> [Work task] Copy out the data line by line exactly, from its start to the line bearing "Which contacts does the surface bridge?", inclusive.

> [Given entries]
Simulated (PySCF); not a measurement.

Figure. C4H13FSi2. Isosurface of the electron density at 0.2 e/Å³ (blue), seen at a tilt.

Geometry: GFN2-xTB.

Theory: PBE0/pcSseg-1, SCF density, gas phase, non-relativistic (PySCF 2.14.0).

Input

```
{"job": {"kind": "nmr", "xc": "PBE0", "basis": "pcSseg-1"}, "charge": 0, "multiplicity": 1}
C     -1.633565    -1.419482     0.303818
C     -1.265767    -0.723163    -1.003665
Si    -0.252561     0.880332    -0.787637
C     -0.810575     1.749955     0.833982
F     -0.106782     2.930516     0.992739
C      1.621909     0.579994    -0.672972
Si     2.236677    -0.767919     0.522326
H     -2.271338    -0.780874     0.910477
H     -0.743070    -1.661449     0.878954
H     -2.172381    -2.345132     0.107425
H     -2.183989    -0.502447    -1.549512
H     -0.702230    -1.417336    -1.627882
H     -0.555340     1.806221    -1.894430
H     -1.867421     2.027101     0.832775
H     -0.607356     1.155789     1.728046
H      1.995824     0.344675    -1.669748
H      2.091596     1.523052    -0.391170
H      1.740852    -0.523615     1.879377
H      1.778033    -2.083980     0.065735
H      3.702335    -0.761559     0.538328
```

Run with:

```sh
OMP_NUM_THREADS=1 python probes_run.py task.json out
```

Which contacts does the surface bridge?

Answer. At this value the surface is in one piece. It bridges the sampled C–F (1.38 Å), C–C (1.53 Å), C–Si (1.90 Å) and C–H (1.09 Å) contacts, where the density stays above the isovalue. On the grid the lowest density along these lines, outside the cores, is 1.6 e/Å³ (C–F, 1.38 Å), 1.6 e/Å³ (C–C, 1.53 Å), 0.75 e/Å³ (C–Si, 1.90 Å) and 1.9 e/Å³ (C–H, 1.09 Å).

> [Answer box]
Simulated (PySCF); not a measurement.

Figure. C4H13FSi2. Isosurface of the electron density at 0.2 e/Å³ (blue), seen at a tilt.

Geometry: GFN2-xTB.

Theory: PBE0/pcSseg-1, SCF density, gas phase, non-relativistic (PySCF 2.14.0).

Input

```
{"job": {"kind": "nmr", "xc": "PBE0", "basis": "pcSseg-1"}, "charge": 0, "multiplicity": 1}
C     -1.633565    -1.419482     0.303818
C     -1.265767    -0.723163    -1.003665
Si    -0.252561     0.880332    -0.787637
C     -0.810575     1.749955     0.833982
F     -0.106782     2.930516     0.992739
C      1.621909     0.579994    -0.672972
Si     2.236677    -0.767919     0.522326
H     -2.271338    -0.780874     0.910477
H     -0.743070    -1.661449     0.878954
H     -2.172381    -2.345132     0.107425
H     -2.183989    -0.502447    -1.549512
H     -0.702230    -1.417336    -1.627882
H     -0.555340     1.806221    -1.894430
H     -1.867421     2.027101     0.832775
H     -0.607356     1.155789     1.728046
H      1.995824     0.344675    -1.669748
H      2.091596     1.523052    -0.391170
H      1.740852    -0.523615     1.879377
H      1.778033    -2.083980     0.065735
H      3.702335    -0.761559     0.538328
```

Run with:

```sh
OMP_NUM_THREADS=1 python probes_run.py task.json out
```

Which contacts does the surface bridge?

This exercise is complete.